——————————
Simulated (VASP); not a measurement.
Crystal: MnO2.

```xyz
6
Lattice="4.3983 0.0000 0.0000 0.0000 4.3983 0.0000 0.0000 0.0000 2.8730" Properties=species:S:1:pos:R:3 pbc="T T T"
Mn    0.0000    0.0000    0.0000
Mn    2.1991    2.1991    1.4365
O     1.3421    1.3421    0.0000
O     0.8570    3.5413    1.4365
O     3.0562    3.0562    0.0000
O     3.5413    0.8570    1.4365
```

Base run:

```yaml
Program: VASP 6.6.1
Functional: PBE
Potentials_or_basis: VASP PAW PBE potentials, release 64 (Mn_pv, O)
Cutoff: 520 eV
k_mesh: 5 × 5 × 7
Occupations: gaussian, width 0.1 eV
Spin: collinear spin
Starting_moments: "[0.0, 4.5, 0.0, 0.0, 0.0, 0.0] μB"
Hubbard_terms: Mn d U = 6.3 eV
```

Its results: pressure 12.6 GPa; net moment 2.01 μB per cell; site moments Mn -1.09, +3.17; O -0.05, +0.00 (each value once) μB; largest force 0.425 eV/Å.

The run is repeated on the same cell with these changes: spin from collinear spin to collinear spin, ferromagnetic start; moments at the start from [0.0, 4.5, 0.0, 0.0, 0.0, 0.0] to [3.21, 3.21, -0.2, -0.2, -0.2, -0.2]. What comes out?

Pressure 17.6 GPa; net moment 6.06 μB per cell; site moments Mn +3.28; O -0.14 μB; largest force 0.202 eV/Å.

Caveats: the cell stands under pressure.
——————————

ASSIGNMENT
Nothing in the listing may be left out; repeat it all exactly.

RESPONSE
Simulated (VASP); not a measurement.
Crystal: MnO2.

```xyz
6
Lattice="4.3983 0.0000 0.0000 0.0000 4.3983 0.0000 0.0000 0.0000 2.8730" Properties=species:S:1:pos:R:3 pbc="T T T"
Mn    0.0000    0.0000    0.0000
Mn    2.1991    2.1991    1.4365
O     1.3421    1.3421    0.0000
O     0.8570    3.5413    1.4365
O     3.0562    3.0562    0.0000
O     3.5413    0.8570    1.4365
```

Base run:

```yaml
Program: VASP 6.6.1
Functional: PBE
Potentials_or_basis: VASP PAW PBE potentials, release 64 (Mn_pv, O)
Cutoff: 520 eV
k_mesh: 5 × 5 × 7
Occupations: gaussian, width 0.1 eV
Spin: collinear spin
Starting_moments: "[0.0, 4.5, 0.0, 0.0, 0.0, 0.0] μB"
Hubbard_terms: Mn d U = 6.3 eV
```

Its results: pressure 12.6 GPa; net moment 2.01 μB per cell; site moments Mn -1.09, +3.17; O -0.05, +0.00 (each value once) μB; largest force 0.425 eV/Å.

The run is repeated on the same cell with these changes: spin from collinear spin to collinear spin, ferromagnetic start; moments at the start from [0.0, 4.5, 0.0, 0.0, 0.0, 0.0] to [3.21, 3.21, -0.2, -0.2, -0.2, -0.2]. What comes out?

Pressure 17.6 GPa; net moment 6.06 μB per cell; site moments Mn +3.28; O -0.14 μB; largest force 0.202 eV/Å.

Caveats: the cell stands under pressure.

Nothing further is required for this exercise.